## Required action
Every line of the data must be copied exactly.

*** Data listing Section Begins ***
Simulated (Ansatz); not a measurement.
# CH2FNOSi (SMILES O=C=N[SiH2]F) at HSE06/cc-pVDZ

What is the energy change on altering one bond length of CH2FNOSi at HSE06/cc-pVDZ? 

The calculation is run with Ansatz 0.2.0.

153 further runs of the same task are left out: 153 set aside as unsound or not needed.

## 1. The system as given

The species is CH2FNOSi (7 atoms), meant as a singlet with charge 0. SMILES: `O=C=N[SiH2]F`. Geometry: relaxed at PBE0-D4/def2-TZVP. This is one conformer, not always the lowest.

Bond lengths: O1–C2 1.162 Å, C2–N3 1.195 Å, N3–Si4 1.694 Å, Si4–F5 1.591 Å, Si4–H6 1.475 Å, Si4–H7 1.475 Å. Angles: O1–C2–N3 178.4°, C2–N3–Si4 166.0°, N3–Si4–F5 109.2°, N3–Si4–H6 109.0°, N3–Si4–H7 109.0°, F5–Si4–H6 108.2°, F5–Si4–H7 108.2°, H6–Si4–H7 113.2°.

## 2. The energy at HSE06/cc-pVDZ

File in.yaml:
*** Data listing Section Ends ***

## Reply
Simulated (Ansatz); not a measurement.
# CH2FNOSi (SMILES O=C=N[SiH2]F) at HSE06/cc-pVDZ

What is the energy change on altering one bond length of CH2FNOSi at HSE06/cc-pVDZ? 

The calculation is run with Ansatz 0.2.0.

153 further runs of the same task are left out: 153 set aside as unsound or not needed.

## 1. The system as given

The species is CH2FNOSi (7 atoms), meant as a singlet with charge 0. SMILES: `O=C=N[SiH2]F`. Geometry: relaxed at PBE0-D4/def2-TZVP. This is one conformer, not always the lowest.

Bond lengths: O1–C2 1.162 Å, C2–N3 1.195 Å, N3–Si4 1.694 Å, Si4–F5 1.591 Å, Si4–H6 1.475 Å, Si4–H7 1.475 Å. Angles: O1–C2–N3 178.4°, C2–N3–Si4 166.0°, N3–Si4–F5 109.2°, N3–Si4–H6 109.0°, N3–Si4–H7 109.0°, F5–Si4–H6 108.2°, F5–Si4–H7 108.2°, H6–Si4–H7 113.2°.

## 2. The energy at HSE06/cc-pVDZ

File in.yaml:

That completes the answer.